_WORK ITEM:_
Write out exactly the lines from the start of the entries through the one that contains "A: -12.8 GPa.", including both.

_ENTRIES PROVIDED:_
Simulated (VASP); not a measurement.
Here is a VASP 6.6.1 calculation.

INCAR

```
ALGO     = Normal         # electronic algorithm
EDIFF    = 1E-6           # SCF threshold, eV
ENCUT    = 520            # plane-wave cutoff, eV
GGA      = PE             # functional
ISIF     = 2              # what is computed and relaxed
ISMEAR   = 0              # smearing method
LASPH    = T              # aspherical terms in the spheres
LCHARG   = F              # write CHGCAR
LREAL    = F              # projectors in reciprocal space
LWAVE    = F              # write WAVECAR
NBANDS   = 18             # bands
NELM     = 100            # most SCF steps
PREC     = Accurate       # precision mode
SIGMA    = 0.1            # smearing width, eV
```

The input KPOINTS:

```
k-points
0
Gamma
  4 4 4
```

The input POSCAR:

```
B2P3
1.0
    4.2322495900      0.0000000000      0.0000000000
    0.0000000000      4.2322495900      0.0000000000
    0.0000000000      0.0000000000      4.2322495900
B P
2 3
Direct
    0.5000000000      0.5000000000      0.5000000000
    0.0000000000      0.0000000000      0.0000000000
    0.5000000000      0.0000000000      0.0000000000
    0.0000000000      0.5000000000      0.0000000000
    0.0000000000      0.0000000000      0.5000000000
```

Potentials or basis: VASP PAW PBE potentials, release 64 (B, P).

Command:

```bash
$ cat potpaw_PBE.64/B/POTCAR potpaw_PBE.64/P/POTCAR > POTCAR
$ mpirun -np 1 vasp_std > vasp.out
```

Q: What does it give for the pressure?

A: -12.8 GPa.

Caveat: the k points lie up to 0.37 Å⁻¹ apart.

_RESPONSE:_
Simulated (VASP); not a measurement.
Here is a VASP 6.6.1 calculation.

INCAR

```
ALGO     = Normal         # electronic algorithm
EDIFF    = 1E-6           # SCF threshold, eV
ENCUT    = 520            # plane-wave cutoff, eV
GGA      = PE             # functional
ISIF     = 2              # what is computed and relaxed
ISMEAR   = 0              # smearing method
LASPH    = T              # aspherical terms in the spheres
LCHARG   = F              # write CHGCAR
LREAL    = F              # projectors in reciprocal space
LWAVE    = F              # write WAVECAR
NBANDS   = 18             # bands
NELM     = 100            # most SCF steps
PREC     = Accurate       # precision mode
SIGMA    = 0.1            # smearing width, eV
```

The input KPOINTS:

```
k-points
0
Gamma
  4 4 4
```

The input POSCAR:

```
B2P3
1.0
    4.2322495900      0.0000000000      0.0000000000
    0.0000000000      4.2322495900      0.0000000000
    0.0000000000      0.0000000000      4.2322495900
B P
2 3
Direct
    0.5000000000      0.5000000000      0.5000000000
    0.0000000000      0.0000000000      0.0000000000
    0.5000000000      0.0000000000      0.0000000000
    0.0000000000      0.5000000000      0.0000000000
    0.0000000000      0.0000000000      0.5000000000
```

Potentials or basis: VASP PAW PBE potentials, release 64 (B, P).

Command:

```bash
$ cat potpaw_PBE.64/B/POTCAR potpaw_PBE.64/P/POTCAR > POTCAR
$ mpirun -np 1 vasp_std > vasp.out
```

Q: What does it give for the pressure?

A: -12.8 GPa.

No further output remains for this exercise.